- DATA LISTING -
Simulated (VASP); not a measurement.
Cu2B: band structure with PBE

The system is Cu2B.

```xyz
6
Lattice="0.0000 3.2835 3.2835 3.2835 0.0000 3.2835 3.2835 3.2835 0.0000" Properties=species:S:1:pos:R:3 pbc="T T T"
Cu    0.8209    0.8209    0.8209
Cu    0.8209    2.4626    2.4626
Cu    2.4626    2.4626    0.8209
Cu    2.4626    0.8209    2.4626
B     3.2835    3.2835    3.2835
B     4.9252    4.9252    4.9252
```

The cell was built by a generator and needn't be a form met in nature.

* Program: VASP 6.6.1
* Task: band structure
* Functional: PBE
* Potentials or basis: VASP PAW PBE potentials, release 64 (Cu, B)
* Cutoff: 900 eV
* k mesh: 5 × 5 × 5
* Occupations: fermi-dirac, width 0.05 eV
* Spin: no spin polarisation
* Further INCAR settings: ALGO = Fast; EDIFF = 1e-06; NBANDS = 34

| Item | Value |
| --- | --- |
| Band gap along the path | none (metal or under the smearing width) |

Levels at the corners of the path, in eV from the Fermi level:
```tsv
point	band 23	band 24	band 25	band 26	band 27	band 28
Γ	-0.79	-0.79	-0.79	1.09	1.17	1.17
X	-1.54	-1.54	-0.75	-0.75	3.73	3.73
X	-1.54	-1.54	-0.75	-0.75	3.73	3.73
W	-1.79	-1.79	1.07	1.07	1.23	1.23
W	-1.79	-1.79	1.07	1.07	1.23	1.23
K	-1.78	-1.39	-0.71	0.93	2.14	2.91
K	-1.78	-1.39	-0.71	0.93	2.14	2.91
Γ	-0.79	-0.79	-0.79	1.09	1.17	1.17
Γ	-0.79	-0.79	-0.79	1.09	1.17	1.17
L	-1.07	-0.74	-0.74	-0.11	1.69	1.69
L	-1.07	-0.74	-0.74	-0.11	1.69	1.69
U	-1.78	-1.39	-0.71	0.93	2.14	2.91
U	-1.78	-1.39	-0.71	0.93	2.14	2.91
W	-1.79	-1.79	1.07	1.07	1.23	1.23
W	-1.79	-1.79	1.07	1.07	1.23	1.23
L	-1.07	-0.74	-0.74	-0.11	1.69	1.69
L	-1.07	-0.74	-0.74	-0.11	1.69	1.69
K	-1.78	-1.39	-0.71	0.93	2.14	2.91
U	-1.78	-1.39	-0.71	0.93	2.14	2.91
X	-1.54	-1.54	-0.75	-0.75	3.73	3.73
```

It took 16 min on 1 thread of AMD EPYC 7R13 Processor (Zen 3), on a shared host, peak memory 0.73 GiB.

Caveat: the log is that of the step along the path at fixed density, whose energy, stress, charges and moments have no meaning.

- WORK INSTRUCTION -
Your reply must contain exactly the lines from the first line of the data through the line holding "no spin polarisation", and nothing more.

- YOUR RESPONSE -
Simulated (VASP); not a measurement.
Cu2B: band structure with PBE

The system is Cu2B.

```xyz
6
Lattice="0.0000 3.2835 3.2835 3.2835 0.0000 3.2835 3.2835 3.2835 0.0000" Properties=species:S:1:pos:R:3 pbc="T T T"
Cu    0.8209    0.8209    0.8209
Cu    0.8209    2.4626    2.4626
Cu    2.4626    2.4626    0.8209
Cu    2.4626    0.8209    2.4626
B     3.2835    3.2835    3.2835
B     4.9252    4.9252    4.9252
```

The cell was built by a generator and needn't be a form met in nature.

* Program: VASP 6.6.1
* Task: band structure
* Functional: PBE
* Potentials or basis: VASP PAW PBE potentials, release 64 (Cu, B)
* Cutoff: 900 eV
* k mesh: 5 × 5 × 5
* Occupations: fermi-dirac, width 0.05 eV
* Spin: no spin polarisation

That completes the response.